Assignment
For this exercise, restate word for word only the lines from the first line of the data to the line containing "A (8,0) antimony".

Top of Data under study

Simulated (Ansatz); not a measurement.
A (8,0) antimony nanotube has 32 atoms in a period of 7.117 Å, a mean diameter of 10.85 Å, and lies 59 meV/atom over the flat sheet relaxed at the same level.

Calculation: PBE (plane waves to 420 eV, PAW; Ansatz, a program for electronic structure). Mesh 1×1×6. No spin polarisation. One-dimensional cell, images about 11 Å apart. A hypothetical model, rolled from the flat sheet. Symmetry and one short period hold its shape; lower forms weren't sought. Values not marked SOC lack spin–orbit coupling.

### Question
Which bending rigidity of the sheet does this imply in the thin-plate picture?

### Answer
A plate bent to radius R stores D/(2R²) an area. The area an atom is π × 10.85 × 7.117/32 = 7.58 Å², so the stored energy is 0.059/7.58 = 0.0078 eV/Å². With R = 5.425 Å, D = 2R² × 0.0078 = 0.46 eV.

Bottom of Data under study

Exercise result
Simulated (Ansatz); not a measurement.
A (8,0) antimony nanotube has 32 atoms in a period of 7.117 Å, a mean diameter of 10.85 Å, and lies 59 meV/atom over the flat sheet relaxed at the same level.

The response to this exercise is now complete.